# [Work item]
Your task is to quote the records from their first line through the line containing "atoms (Å) |", with nothing added or left out.

━━━ Records provided

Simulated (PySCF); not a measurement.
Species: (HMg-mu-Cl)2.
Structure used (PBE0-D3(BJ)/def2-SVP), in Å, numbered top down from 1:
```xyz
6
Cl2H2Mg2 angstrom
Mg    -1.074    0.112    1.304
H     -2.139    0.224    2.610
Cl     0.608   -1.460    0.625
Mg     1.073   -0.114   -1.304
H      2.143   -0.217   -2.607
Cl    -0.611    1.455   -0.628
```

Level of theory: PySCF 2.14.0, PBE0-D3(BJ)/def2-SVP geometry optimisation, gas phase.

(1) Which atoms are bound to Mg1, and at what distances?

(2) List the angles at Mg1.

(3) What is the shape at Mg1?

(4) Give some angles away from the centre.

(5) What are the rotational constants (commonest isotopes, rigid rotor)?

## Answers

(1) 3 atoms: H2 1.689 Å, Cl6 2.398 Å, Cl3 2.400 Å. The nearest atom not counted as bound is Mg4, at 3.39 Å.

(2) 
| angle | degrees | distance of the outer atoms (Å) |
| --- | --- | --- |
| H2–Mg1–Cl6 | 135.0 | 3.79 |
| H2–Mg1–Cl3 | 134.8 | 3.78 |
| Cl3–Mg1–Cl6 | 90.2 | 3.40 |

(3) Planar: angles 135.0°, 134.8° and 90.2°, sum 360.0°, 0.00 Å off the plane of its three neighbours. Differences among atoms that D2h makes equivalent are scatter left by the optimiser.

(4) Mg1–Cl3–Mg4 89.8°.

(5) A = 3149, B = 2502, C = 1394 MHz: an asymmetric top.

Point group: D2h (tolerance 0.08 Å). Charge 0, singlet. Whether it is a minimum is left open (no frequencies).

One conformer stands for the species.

━━━━━━

# [Written answer]
Simulated (PySCF); not a measurement.
Species: (HMg-mu-Cl)2.
Structure used (PBE0-D3(BJ)/def2-SVP), in Å, numbered top down from 1:
```xyz
6
Cl2H2Mg2 angstrom
Mg    -1.074    0.112    1.304
H     -2.139    0.224    2.610
Cl     0.608   -1.460    0.625
Mg     1.073   -0.114   -1.304
H      2.143   -0.217   -2.607
Cl    -0.611    1.455   -0.628
```

Level of theory: PySCF 2.14.0, PBE0-D3(BJ)/def2-SVP geometry optimisation, gas phase.

(1) Which atoms are bound to Mg1, and at what distances?

(2) List the angles at Mg1.

(3) What is the shape at Mg1?

(4) Give some angles away from the centre.

(5) What are the rotational constants (commonest isotopes, rigid rotor)?

## Answers

(1) 3 atoms: H2 1.689 Å, Cl6 2.398 Å, Cl3 2.400 Å. The nearest atom not counted as bound is Mg4, at 3.39 Å.

(2) 
| angle | degrees | distance of the outer atoms (Å) |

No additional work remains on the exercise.